Each record below needs to be written out exactly as it appears.

<<<<

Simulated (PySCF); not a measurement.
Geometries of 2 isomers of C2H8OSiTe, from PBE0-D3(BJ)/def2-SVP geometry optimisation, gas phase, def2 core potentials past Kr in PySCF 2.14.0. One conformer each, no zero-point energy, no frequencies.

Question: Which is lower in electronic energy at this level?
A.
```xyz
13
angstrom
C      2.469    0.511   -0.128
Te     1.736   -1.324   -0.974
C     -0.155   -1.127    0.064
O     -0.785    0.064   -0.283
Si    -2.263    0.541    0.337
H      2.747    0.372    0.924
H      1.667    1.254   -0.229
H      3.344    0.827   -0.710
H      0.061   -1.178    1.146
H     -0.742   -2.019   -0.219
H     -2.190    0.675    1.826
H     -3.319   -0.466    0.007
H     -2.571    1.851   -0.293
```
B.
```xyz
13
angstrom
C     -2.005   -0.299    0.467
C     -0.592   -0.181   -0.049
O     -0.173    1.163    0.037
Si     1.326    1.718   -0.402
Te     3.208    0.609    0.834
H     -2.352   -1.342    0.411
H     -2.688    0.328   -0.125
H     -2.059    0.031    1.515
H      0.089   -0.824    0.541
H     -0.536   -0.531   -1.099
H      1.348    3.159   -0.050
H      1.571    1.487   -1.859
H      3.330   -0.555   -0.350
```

>>>>

- **Written answer**:
Simulated (PySCF); not a measurement.
Geometries of 2 isomers of C2H8OSiTe, from PBE0-D3(BJ)/def2-SVP geometry optimisation, gas phase, def2 core potentials past Kr in PySCF 2.14.0. One conformer each, no zero-point energy, no frequencies.

Question: Which is lower in electronic energy at this level?
A.
```xyz
13
angstrom
C      2.469    0.511   -0.128
Te     1.736   -1.324   -0.974
C     -0.155   -1.127    0.064
O     -0.785    0.064   -0.283
Si    -2.263    0.541    0.337
H      2.747    0.372    0.924
H      1.667    1.254   -0.229
H      3.344    0.827   -0.710
H      0.061   -1.178    1.146
H     -0.742   -2.019   -0.219
H     -2.190    0.675    1.826
H     -3.319   -0.466    0.007
H     -2.571    1.851   -0.293
```
B.
```xyz
13
angstrom
C     -2.005   -0.299    0.467
C     -0.592   -0.181   -0.049
O     -0.173    1.163    0.037
Si     1.326    1.718   -0.402
Te     3.208    0.609    0.834
H     -2.352   -1.342    0.411
H     -2.688    0.328   -0.125
H     -2.059    0.031    1.515
H      0.089   -0.824    0.541
H     -0.536   -0.531   -1.099
H      1.348    3.159   -0.050
H      1.571    1.487   -1.859
H      3.330   -0.555   -0.350
```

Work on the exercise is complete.